§ **DATA LISTING**
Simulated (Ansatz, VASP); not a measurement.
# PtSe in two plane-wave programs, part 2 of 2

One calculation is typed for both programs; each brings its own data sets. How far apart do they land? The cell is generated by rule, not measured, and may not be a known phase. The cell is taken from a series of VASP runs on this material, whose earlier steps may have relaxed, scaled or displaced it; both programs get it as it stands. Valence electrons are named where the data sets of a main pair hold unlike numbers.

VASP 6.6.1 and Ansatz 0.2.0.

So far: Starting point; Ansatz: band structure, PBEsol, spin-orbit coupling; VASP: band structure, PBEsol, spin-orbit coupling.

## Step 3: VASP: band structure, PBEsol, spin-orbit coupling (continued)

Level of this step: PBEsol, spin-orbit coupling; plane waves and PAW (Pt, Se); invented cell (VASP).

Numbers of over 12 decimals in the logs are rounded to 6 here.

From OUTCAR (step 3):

§ **ASSIGNMENT**
Reproduce the data in its entirety. Keep every character unchanged.

§ **RESPONSE BOX**
Simulated (Ansatz, VASP); not a measurement.
# PtSe in two plane-wave programs, part 2 of 2

One calculation is typed for both programs; each brings its own data sets. How far apart do they land? The cell is generated by rule, not measured, and may not be a known phase. The cell is taken from a series of VASP runs on this material, whose earlier steps may have relaxed, scaled or displaced it; both programs get it as it stands. Valence electrons are named where the data sets of a main pair hold unlike numbers.

VASP 6.6.1 and Ansatz 0.2.0.

So far: Starting point; Ansatz: band structure, PBEsol, spin-orbit coupling; VASP: band structure, PBEsol, spin-orbit coupling.

## Step 3: VASP: band structure, PBEsol, spin-orbit coupling (continued)

Level of this step: PBEsol, spin-orbit coupling; plane waves and PAW (Pt, Se); invented cell (VASP).

Numbers of over 12 decimals in the logs are rounded to 6 here.

From OUTCAR (step 3):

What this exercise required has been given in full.